Brief: Quote exactly the lines from the start of the entries to the one with "- Band gap on", both ends included.

Extracted material:
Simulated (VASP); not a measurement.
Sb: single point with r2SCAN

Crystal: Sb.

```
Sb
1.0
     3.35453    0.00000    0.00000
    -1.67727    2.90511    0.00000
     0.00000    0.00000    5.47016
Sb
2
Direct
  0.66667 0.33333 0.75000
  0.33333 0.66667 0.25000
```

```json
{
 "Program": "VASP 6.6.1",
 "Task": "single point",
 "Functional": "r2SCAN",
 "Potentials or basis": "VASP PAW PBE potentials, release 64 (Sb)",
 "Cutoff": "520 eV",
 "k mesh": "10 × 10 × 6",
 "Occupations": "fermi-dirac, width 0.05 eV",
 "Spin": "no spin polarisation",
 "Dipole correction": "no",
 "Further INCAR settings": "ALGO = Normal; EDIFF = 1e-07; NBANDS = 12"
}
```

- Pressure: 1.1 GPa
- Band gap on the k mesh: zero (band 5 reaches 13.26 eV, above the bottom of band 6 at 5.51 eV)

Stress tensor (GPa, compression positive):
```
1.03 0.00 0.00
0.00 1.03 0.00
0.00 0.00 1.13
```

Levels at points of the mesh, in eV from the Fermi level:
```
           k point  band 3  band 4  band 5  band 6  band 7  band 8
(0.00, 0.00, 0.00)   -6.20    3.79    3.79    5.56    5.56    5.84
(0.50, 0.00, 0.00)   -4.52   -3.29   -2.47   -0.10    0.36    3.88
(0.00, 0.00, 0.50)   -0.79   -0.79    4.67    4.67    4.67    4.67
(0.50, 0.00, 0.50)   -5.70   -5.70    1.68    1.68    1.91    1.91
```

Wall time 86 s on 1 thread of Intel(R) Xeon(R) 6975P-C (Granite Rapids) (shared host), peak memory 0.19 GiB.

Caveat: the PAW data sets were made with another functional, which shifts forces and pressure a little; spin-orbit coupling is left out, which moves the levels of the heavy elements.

Your solution:
Simulated (VASP); not a measurement.
Sb: single point with r2SCAN

Crystal: Sb.

```
Sb
1.0
     3.35453    0.00000    0.00000
    -1.67727    2.90511    0.00000
     0.00000    0.00000    5.47016
Sb
2
Direct
  0.66667 0.33333 0.75000
  0.33333 0.66667 0.25000
```

```json
{
 "Program": "VASP 6.6.1",
 "Task": "single point",
 "Functional": "r2SCAN",
 "Potentials or basis": "VASP PAW PBE potentials, release 64 (Sb)",
 "Cutoff": "520 eV",
 "k mesh": "10 × 10 × 6",
 "Occupations": "fermi-dirac, width 0.05 eV",
 "Spin": "no spin polarisation",
 "Dipole correction": "no",
 "Further INCAR settings": "ALGO = Normal; EDIFF = 1e-07; NBANDS = 12"
}
```

- Pressure: 1.1 GPa
- Band gap on the k mesh: zero (band 5 reaches 13.26 eV, above the bottom of band 6 at 5.51 eV)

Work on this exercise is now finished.